• **Stored data**:
◆ ◆ ◆ ◆
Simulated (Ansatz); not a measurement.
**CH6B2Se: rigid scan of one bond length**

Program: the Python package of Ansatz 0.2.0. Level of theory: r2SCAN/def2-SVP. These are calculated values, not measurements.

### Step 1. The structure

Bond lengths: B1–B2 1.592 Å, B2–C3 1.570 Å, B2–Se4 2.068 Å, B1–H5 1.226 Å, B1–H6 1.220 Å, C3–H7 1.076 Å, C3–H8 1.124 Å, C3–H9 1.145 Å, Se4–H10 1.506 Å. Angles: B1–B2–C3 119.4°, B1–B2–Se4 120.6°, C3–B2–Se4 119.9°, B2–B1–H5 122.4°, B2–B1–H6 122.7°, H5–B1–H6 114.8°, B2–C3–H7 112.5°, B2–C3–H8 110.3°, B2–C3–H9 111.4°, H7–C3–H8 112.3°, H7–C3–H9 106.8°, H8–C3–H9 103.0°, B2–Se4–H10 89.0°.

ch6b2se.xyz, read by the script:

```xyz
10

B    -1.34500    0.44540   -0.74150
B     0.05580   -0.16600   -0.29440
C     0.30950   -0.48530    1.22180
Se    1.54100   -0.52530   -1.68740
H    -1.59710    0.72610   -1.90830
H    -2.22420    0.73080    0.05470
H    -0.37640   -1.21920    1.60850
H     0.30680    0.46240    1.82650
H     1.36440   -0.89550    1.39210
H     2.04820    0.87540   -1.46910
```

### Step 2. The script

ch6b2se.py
◆ ◆ ◆ ◆

• **Requirement**: All lines in the listing above from the line containing "### Step 1. The structure" to the line containing "### Step 2. The script", inclusive, should be retyped exactly; no other lines should appear.

• **Answer space**:
### Step 1. The structure

Bond lengths: B1–B2 1.592 Å, B2–C3 1.570 Å, B2–Se4 2.068 Å, B1–H5 1.226 Å, B1–H6 1.220 Å, C3–H7 1.076 Å, C3–H8 1.124 Å, C3–H9 1.145 Å, Se4–H10 1.506 Å. Angles: B1–B2–C3 119.4°, B1–B2–Se4 120.6°, C3–B2–Se4 119.9°, B2–B1–H5 122.4°, B2–B1–H6 122.7°, H5–B1–H6 114.8°, B2–C3–H7 112.5°, B2–C3–H8 110.3°, B2–C3–H9 111.4°, H7–C3–H8 112.3°, H7–C3–H9 106.8°, H8–C3–H9 103.0°, B2–Se4–H10 89.0°.

ch6b2se.xyz, read by the script:

```xyz
10

B    -1.34500    0.44540   -0.74150
B     0.05580   -0.16600   -0.29440
C     0.30950   -0.48530    1.22180
Se    1.54100   -0.52530   -1.68740
H    -1.59710    0.72610   -1.90830
H    -2.22420    0.73080    0.05470
H    -0.37640   -1.21920    1.60850
H     0.30680    0.46240    1.82650
H     1.36440   -0.89550    1.39210
H     2.04820    0.87540   -1.46910
```

### Step 2. The script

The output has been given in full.